▸ **Work order**
Transcribe each record below word for word.

▸ **Information given**
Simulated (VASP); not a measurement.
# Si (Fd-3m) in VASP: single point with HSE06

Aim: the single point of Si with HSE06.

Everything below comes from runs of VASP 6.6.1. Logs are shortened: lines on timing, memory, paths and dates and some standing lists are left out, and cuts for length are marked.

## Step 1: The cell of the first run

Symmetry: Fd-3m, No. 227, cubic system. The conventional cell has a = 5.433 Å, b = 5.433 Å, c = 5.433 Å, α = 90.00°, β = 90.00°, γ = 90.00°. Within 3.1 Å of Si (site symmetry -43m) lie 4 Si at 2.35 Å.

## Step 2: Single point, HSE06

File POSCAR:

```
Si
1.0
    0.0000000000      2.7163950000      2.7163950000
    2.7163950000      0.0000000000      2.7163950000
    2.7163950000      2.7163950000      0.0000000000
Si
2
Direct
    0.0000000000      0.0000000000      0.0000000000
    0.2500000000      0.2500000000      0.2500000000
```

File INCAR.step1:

▸ **Result**
Simulated (VASP); not a measurement.
# Si (Fd-3m) in VASP: single point with HSE06

Aim: the single point of Si with HSE06.

Everything below comes from runs of VASP 6.6.1. Logs are shortened: lines on timing, memory, paths and dates and some standing lists are left out, and cuts for length are marked.

## Step 1: The cell of the first run

Symmetry: Fd-3m, No. 227, cubic system. The conventional cell has a = 5.433 Å, b = 5.433 Å, c = 5.433 Å, α = 90.00°, β = 90.00°, γ = 90.00°. Within 3.1 Å of Si (site symmetry -43m) lie 4 Si at 2.35 Å.

## Step 2: Single point, HSE06

File POSCAR:

```
Si
1.0
    0.0000000000      2.7163950000      2.7163950000
    2.7163950000      0.0000000000      2.7163950000
    2.7163950000      2.7163950000      0.0000000000
Si
2
Direct
    0.0000000000      0.0000000000      0.0000000000
    0.2500000000      0.2500000000      0.2500000000
```

File INCAR.step1:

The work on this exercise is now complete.